# [Requirement]
Below are lines of data; restate word for word those running from the line containing "The chosen settings" to the line containing "## An input", inclusive, and no others.

[Start of Attachment]

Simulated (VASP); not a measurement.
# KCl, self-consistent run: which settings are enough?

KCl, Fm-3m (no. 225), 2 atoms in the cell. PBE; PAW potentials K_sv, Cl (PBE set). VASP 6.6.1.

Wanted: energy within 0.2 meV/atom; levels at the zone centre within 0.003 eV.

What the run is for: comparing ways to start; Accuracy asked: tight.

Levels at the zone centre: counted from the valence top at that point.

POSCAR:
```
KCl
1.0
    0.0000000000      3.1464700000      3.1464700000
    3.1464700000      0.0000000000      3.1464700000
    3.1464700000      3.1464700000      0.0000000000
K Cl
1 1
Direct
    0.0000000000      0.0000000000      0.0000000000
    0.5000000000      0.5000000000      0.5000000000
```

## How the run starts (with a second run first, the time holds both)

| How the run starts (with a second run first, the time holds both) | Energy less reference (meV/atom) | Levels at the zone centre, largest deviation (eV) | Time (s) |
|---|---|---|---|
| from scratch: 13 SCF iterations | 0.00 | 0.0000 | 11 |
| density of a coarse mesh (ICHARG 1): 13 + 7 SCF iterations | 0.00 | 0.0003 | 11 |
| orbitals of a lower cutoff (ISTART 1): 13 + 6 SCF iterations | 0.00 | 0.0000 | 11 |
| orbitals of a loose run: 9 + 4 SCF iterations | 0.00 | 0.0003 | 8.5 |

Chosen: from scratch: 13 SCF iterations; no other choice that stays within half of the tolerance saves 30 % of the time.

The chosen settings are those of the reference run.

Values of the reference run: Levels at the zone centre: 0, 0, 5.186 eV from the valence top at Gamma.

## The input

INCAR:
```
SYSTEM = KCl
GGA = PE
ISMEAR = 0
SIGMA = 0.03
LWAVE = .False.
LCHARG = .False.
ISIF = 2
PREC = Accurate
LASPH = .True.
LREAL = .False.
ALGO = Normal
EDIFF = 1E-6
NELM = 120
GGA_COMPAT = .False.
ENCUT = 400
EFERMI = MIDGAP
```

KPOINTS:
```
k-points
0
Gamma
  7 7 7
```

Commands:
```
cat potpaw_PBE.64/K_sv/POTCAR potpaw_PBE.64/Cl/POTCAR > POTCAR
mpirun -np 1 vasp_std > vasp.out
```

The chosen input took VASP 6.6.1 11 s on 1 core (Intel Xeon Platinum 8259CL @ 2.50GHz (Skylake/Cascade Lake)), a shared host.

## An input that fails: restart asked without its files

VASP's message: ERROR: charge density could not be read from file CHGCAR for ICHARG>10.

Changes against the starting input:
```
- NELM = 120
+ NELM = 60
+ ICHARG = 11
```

[End of Attachment]

# [Exercise solution]
The chosen settings are those of the reference run.

Values of the reference run: Levels at the zone centre: 0, 0, 5.186 eV from the valence top at Gamma.

## The input

INCAR:
```
SYSTEM = KCl
GGA = PE
ISMEAR = 0
SIGMA = 0.03
LWAVE = .False.
LCHARG = .False.
ISIF = 2
PREC = Accurate
LASPH = .True.
LREAL = .False.
ALGO = Normal
EDIFF = 1E-6
NELM = 120
GGA_COMPAT = .False.
ENCUT = 400
EFERMI = MIDGAP
```

KPOINTS:
```
k-points
0
Gamma
  7 7 7
```

Commands:
```
cat potpaw_PBE.64/K_sv/POTCAR potpaw_PBE.64/Cl/POTCAR > POTCAR
mpirun -np 1 vasp_std > vasp.out
```

The chosen input took VASP 6.6.1 11 s on 1 core (Intel Xeon Platinum 8259CL @ 2.50GHz (Skylake/Cascade Lake)), a shared host.

## An input that fails: restart asked without its files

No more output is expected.